◆ ACTIVITY
Output all of the entries beneath, exactly as written.

◆ DATA PROVIDED
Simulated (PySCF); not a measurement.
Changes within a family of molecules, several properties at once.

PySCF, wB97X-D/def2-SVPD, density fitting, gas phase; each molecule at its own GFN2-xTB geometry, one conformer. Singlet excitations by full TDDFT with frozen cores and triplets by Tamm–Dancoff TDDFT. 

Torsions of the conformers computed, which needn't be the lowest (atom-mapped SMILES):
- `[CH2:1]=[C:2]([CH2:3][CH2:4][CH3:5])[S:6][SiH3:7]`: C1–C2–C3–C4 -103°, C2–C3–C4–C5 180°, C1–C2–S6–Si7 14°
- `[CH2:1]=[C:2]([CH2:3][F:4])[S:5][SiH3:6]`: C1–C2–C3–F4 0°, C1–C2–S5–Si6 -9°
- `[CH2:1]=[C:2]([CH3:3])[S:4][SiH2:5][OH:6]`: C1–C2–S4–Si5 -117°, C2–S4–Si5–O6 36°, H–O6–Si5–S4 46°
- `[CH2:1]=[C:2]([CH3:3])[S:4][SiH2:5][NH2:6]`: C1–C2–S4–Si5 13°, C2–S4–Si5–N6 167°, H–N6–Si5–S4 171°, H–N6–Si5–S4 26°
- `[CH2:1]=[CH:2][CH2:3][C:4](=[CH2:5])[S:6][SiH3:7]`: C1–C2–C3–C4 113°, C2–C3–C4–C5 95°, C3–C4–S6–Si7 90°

◆ ANSWER SPACE
Simulated (PySCF); not a measurement.
Changes within a family of molecules, several properties at once.

PySCF, wB97X-D/def2-SVPD, density fitting, gas phase; each molecule at its own GFN2-xTB geometry, one conformer. Singlet excitations by full TDDFT with frozen cores and triplets by Tamm–Dancoff TDDFT. 

Torsions of the conformers computed, which needn't be the lowest (atom-mapped SMILES):
- `[CH2:1]=[C:2]([CH2:3][CH2:4][CH3:5])[S:6][SiH3:7]`: C1–C2–C3–C4 -103°, C2–C3–C4–C5 180°, C1–C2–S6–Si7 14°
- `[CH2:1]=[C:2]([CH2:3][F:4])[S:5][SiH3:6]`: C1–C2–C3–F4 0°, C1–C2–S5–Si6 -9°
- `[CH2:1]=[C:2]([CH3:3])[S:4][SiH2:5][OH:6]`: C1–C2–S4–Si5 -117°, C2–S4–Si5–O6 36°, H–O6–Si5–S4 46°
- `[CH2:1]=[C:2]([CH3:3])[S:4][SiH2:5][NH2:6]`: C1–C2–S4–Si5 13°, C2–S4–Si5–N6 167°, H–N6–Si5–S4 171°, H–N6–Si5–S4 26°
- `[CH2:1]=[CH:2][CH2:3][C:4](=[CH2:5])[S:6][SiH3:7]`: C1–C2–C3–C4 113°, C2–C3–C4–C5 95°, C3–C4–S6–Si7 90°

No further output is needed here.